WORK REQUEST — Retype every entry below without altering anything.

--- START ---

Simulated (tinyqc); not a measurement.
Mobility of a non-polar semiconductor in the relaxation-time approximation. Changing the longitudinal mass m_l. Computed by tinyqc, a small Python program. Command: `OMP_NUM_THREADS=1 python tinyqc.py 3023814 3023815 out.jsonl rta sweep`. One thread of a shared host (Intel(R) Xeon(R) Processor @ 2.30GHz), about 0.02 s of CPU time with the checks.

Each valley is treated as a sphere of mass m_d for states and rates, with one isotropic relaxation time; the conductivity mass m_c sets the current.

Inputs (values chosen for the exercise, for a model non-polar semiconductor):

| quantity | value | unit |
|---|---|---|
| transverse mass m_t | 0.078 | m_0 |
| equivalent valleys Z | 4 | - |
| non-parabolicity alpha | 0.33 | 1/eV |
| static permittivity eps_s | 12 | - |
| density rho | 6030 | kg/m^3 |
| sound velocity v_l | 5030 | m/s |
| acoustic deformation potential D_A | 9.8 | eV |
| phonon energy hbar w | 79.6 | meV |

--- END ---

ANSWER BOX —
Simulated (tinyqc); not a measurement.
Mobility of a non-polar semiconductor in the relaxation-time approximation. Changing the longitudinal mass m_l. Computed by tinyqc, a small Python program. Command: `OMP_NUM_THREADS=1 python tinyqc.py 3023814 3023815 out.jsonl rta sweep`. One thread of a shared host (Intel(R) Xeon(R) Processor @ 2.30GHz), about 0.02 s of CPU time with the checks.

Each valley is treated as a sphere of mass m_d for states and rates, with one isotropic relaxation time; the conductivity mass m_c sets the current.

Inputs (values chosen for the exercise, for a model non-polar semiconductor):

| quantity | value | unit |
|---|---|---|
| transverse mass m_t | 0.078 | m_0 |
| equivalent valleys Z | 4 | - |
| non-parabolicity alpha | 0.33 | 1/eV |
| static permittivity eps_s | 12 | - |
| density rho | 6030 | kg/m^3 |
| sound velocity v_l | 5030 | m/s |
| acoustic deformation potential D_A | 9.8 | eV |
| phonon energy hbar w | 79.6 | meV |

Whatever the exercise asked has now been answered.